**Work order:** Only the lines below between the ones containing "# Random telegraph" and "N = Cox u/q;", inclusive, are to be reproduced, each exactly as it stands.

————————
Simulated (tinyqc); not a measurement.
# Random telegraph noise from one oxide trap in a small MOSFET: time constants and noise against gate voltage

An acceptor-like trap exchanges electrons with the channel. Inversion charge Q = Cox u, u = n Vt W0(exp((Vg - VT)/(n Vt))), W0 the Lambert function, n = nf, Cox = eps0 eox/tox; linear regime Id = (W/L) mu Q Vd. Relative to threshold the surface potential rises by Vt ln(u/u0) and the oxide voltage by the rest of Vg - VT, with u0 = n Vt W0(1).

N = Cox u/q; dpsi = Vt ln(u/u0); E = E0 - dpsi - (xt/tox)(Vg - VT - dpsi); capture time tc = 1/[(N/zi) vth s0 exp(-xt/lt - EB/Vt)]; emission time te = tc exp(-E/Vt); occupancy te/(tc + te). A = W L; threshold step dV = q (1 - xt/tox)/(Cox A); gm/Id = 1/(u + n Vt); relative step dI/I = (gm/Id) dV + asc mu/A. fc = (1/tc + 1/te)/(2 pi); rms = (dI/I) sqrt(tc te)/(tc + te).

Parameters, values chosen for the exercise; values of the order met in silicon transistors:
————————

**Task result:**
# Random telegraph noise from one oxide trap in a small MOSFET: time constants and noise against gate voltage

An acceptor-like trap exchanges electrons with the channel. Inversion charge Q = Cox u, u = n Vt W0(exp((Vg - VT)/(n Vt))), W0 the Lambert function, n = nf, Cox = eps0 eox/tox; linear regime Id = (W/L) mu Q Vd. Relative to threshold the surface potential rises by Vt ln(u/u0) and the oxide voltage by the rest of Vg - VT, with u0 = n Vt W0(1).

N = Cox u/q; dpsi = Vt ln(u/u0); E = E0 - dpsi - (xt/tox)(Vg - VT - dpsi); capture time tc = 1/[(N/zi) vth s0 exp(-xt/lt - EB/Vt)]; emission time te = tc exp(-E/Vt); occupancy te/(tc + te). A = W L; threshold step dV = q (1 - xt/tox)/(Cox A); gm/Id = 1/(u + n Vt); relative step dI/I = (gm/Id) dV + asc mu/A. fc = (1/tc + 1/te)/(2 pi); rms = (dI/I) sqrt(tc te)/(tc + te).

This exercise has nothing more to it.